▬▬▬

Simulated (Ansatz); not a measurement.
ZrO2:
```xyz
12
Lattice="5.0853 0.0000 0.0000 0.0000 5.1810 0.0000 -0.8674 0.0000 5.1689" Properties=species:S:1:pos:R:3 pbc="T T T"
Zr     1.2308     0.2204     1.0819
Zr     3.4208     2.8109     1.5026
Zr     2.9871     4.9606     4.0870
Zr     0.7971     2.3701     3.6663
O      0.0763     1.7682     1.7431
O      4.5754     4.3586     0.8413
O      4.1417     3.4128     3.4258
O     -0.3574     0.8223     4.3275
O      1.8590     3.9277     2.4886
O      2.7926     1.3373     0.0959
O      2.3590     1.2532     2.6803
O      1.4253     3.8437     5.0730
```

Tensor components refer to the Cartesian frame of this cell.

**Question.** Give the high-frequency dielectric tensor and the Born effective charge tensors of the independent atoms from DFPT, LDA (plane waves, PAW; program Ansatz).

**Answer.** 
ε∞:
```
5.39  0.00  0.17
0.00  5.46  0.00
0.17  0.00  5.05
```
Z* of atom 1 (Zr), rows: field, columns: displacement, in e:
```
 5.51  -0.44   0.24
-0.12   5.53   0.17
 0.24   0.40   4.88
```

▬▬▬

→ **Task item**: Having read the entries above, set each one down again exactly.

→ **Expected answer**:
Simulated (Ansatz); not a measurement.
ZrO2:
```xyz
12
Lattice="5.0853 0.0000 0.0000 0.0000 5.1810 0.0000 -0.8674 0.0000 5.1689" Properties=species:S:1:pos:R:3 pbc="T T T"
Zr     1.2308     0.2204     1.0819
Zr     3.4208     2.8109     1.5026
Zr     2.9871     4.9606     4.0870
Zr     0.7971     2.3701     3.6663
O      0.0763     1.7682     1.7431
O      4.5754     4.3586     0.8413
O      4.1417     3.4128     3.4258
O     -0.3574     0.8223     4.3275
O      1.8590     3.9277     2.4886
O      2.7926     1.3373     0.0959
O      2.3590     1.2532     2.6803
O      1.4253     3.8437     5.0730
```

Tensor components refer to the Cartesian frame of this cell.

**Question.** Give the high-frequency dielectric tensor and the Born effective charge tensors of the independent atoms from DFPT, LDA (plane waves, PAW; program Ansatz).

**Answer.** 
ε∞:
```
5.39  0.00  0.17
0.00  5.46  0.00
0.17  0.00  5.05
```
Z* of atom 1 (Zr), rows: field, columns: displacement, in e:
```
 5.51  -0.44   0.24
-0.12   5.53   0.17
 0.24   0.40   4.88
```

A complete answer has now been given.